• **Task item**:
Within the entries below, the lines from the one with "2 stationary structures" through the one with "Rank them by energy, lowest first." are to be set down exactly, both ends kept.

======== Entries shown ========

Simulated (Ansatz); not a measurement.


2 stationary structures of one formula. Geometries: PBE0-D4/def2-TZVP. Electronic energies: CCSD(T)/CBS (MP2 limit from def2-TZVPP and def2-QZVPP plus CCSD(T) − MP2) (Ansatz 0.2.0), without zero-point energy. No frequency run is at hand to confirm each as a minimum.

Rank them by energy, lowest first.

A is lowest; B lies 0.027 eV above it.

========

• **Answer section**:
2 stationary structures of one formula. Geometries: PBE0-D4/def2-TZVP. Electronic energies: CCSD(T)/CBS (MP2 limit from def2-TZVPP and def2-QZVPP plus CCSD(T) − MP2) (Ansatz 0.2.0), without zero-point energy. No frequency run is at hand to confirm each as a minimum.

Rank them by energy, lowest first.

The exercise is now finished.